WORK ITEM
Reproduce the material that follows, please, but only from its first line to the line containing "Write a Python", inclusive.

SOURCE INFORMATION
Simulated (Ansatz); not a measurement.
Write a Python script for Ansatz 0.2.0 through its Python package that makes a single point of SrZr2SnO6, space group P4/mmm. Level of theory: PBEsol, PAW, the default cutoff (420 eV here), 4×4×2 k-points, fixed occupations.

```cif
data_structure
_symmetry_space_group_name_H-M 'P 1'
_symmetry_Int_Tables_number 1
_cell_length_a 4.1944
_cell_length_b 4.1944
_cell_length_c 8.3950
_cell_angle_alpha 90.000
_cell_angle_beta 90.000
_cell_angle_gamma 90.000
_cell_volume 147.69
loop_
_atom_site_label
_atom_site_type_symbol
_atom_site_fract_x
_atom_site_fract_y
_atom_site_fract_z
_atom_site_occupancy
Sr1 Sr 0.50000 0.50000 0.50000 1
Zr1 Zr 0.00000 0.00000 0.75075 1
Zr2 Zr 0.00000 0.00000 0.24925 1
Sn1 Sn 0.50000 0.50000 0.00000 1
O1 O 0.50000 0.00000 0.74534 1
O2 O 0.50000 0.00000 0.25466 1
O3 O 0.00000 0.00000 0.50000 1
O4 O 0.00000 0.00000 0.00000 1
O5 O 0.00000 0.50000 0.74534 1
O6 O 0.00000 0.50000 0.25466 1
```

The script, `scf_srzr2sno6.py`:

WRITTEN REPLY
Simulated (Ansatz); not a measurement.
Write a Python script for Ansatz 0.2.0 through its Python package that makes a single point of SrZr2SnO6, space group P4/mmm. Level of theory: PBEsol, PAW, the default cutoff (420 eV here), 4×4×2 k-points, fixed occupations.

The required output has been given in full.